-- Entries provided --
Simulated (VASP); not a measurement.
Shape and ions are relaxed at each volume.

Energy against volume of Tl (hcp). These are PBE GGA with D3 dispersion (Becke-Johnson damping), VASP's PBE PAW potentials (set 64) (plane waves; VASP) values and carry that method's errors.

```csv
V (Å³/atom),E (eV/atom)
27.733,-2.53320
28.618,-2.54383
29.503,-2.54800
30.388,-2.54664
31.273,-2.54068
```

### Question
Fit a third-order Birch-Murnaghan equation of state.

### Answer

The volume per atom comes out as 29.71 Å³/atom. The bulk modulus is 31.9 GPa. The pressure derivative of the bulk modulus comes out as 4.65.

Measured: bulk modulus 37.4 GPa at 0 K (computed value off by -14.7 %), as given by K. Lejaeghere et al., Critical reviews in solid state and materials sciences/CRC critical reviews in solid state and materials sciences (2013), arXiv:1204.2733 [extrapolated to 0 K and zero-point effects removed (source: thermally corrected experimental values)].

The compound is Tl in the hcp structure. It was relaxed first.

-- Work task --
Every line of the listing must be written out again exactly.

-- Your solution --
Simulated (VASP); not a measurement.
Shape and ions are relaxed at each volume.

Energy against volume of Tl (hcp). These are PBE GGA with D3 dispersion (Becke-Johnson damping), VASP's PBE PAW potentials (set 64) (plane waves; VASP) values and carry that method's errors.

```csv
V (Å³/atom),E (eV/atom)
27.733,-2.53320
28.618,-2.54383
29.503,-2.54800
30.388,-2.54664
31.273,-2.54068
```

### Question
Fit a third-order Birch-Murnaghan equation of state.

### Answer

The volume per atom comes out as 29.71 Å³/atom. The bulk modulus is 31.9 GPa. The pressure derivative of the bulk modulus comes out as 4.65.

Measured: bulk modulus 37.4 GPa at 0 K (computed value off by -14.7 %), as given by K. Lejaeghere et al., Critical reviews in solid state and materials sciences/CRC critical reviews in solid state and materials sciences (2013), arXiv:1204.2733 [extrapolated to 0 K and zero-point effects removed (source: thermally corrected experimental values)].

The compound is Tl in the hcp structure. It was relaxed first.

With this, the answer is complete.